+ + + + +

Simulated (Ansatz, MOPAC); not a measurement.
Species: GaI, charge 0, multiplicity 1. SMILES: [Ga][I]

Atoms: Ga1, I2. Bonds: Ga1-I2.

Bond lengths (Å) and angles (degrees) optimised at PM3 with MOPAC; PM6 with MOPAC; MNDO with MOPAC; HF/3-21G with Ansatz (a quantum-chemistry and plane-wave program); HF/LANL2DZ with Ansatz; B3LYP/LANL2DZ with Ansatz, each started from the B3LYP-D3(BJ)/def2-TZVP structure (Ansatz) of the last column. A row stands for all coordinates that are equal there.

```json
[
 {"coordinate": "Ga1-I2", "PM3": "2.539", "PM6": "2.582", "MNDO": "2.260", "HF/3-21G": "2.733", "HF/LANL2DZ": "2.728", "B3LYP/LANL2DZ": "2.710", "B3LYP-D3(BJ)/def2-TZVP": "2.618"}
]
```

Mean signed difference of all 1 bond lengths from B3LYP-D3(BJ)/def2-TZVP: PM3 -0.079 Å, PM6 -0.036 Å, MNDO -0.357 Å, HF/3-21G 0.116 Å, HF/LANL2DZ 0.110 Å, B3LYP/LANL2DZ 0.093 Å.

+ + + + +

▶ Work request: Give every line of the material again, exactly.

▶ Expected answer:
Simulated (Ansatz, MOPAC); not a measurement.
Species: GaI, charge 0, multiplicity 1. SMILES: [Ga][I]

Atoms: Ga1, I2. Bonds: Ga1-I2.

Bond lengths (Å) and angles (degrees) optimised at PM3 with MOPAC; PM6 with MOPAC; MNDO with MOPAC; HF/3-21G with Ansatz (a quantum-chemistry and plane-wave program); HF/LANL2DZ with Ansatz; B3LYP/LANL2DZ with Ansatz, each started from the B3LYP-D3(BJ)/def2-TZVP structure (Ansatz) of the last column. A row stands for all coordinates that are equal there.

```json
[
 {"coordinate": "Ga1-I2", "PM3": "2.539", "PM6": "2.582", "MNDO": "2.260", "HF/3-21G": "2.733", "HF/LANL2DZ": "2.728", "B3LYP/LANL2DZ": "2.710", "B3LYP-D3(BJ)/def2-TZVP": "2.618"}
]
```

Mean signed difference of all 1 bond lengths from B3LYP-D3(BJ)/def2-TZVP: PM3 -0.079 Å, PM6 -0.036 Å, MNDO -0.357 Å, HF/3-21G 0.116 Å, HF/LANL2DZ 0.110 Å, B3LYP/LANL2DZ 0.093 Å.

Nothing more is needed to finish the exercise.